──────────

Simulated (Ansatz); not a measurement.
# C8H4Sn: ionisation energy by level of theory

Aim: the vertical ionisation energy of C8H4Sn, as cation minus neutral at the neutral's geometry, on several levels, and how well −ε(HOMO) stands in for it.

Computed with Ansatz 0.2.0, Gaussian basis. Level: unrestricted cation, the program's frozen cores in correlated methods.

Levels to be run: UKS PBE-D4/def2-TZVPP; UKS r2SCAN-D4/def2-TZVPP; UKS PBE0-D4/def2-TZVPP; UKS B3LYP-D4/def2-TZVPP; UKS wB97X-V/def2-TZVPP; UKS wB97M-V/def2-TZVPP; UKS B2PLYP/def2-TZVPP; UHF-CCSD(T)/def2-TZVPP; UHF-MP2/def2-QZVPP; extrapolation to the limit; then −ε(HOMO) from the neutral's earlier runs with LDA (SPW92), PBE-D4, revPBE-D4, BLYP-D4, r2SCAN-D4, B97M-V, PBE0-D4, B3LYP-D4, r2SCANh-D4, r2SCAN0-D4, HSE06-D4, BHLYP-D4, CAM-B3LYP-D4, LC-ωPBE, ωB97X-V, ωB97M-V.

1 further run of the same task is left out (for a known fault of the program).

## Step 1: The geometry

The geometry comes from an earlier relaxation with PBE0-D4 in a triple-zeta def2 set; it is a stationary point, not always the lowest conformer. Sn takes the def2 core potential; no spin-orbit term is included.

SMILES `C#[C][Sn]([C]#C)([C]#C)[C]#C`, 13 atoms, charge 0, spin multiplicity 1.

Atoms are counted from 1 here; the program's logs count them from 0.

──────────

__Action item__
Starting with the first line of the records above, give back each line exactly until the line with "Computed with Ansatz" has been given as well.

__Task response__
Simulated (Ansatz); not a measurement.
# C8H4Sn: ionisation energy by level of theory

Aim: the vertical ionisation energy of C8H4Sn, as cation minus neutral at the neutral's geometry, on several levels, and how well −ε(HOMO) stands in for it.

Computed with Ansatz 0.2.0, Gaussian basis. Level: unrestricted cation, the program's frozen cores in correlated methods.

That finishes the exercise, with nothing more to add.